◇ ◇ ◇ ◇

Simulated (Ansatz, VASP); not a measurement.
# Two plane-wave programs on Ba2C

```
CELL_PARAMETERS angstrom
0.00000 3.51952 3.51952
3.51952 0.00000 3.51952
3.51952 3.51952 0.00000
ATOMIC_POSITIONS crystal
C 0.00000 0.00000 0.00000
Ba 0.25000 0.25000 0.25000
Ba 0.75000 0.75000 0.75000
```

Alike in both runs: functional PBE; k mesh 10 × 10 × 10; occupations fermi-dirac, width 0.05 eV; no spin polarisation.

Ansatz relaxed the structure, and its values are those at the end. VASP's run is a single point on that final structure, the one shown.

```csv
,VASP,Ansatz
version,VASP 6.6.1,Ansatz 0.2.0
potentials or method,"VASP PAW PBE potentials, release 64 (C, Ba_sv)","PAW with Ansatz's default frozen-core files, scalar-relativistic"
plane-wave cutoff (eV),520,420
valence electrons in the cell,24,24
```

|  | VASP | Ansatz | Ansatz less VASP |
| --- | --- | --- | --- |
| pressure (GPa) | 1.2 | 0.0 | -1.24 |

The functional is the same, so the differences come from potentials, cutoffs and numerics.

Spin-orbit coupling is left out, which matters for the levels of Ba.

◇ ◇ ◇ ◇

▶ _EXERCISE_: Please transcribe the data above without changes, from its first line to its "The functional is" line, and leave out anything past that.

▶ _TASK ANSWER_:
Simulated (Ansatz, VASP); not a measurement.
# Two plane-wave programs on Ba2C

```
CELL_PARAMETERS angstrom
0.00000 3.51952 3.51952
3.51952 0.00000 3.51952
3.51952 3.51952 0.00000
ATOMIC_POSITIONS crystal
C 0.00000 0.00000 0.00000
Ba 0.25000 0.25000 0.25000
Ba 0.75000 0.75000 0.75000
```

Alike in both runs: functional PBE; k mesh 10 × 10 × 10; occupations fermi-dirac, width 0.05 eV; no spin polarisation.

Ansatz relaxed the structure, and its values are those at the end. VASP's run is a single point on that final structure, the one shown.

```csv
,VASP,Ansatz
version,VASP 6.6.1,Ansatz 0.2.0
potentials or method,"VASP PAW PBE potentials, release 64 (C, Ba_sv)","PAW with Ansatz's default frozen-core files, scalar-relativistic"
plane-wave cutoff (eV),520,420
valence electrons in the cell,24,24
```

|  | VASP | Ansatz | Ansatz less VASP |
| --- | --- | --- | --- |
| pressure (GPa) | 1.2 | 0.0 | -1.24 |

The functional is the same, so the differences come from potentials, cutoffs and numerics.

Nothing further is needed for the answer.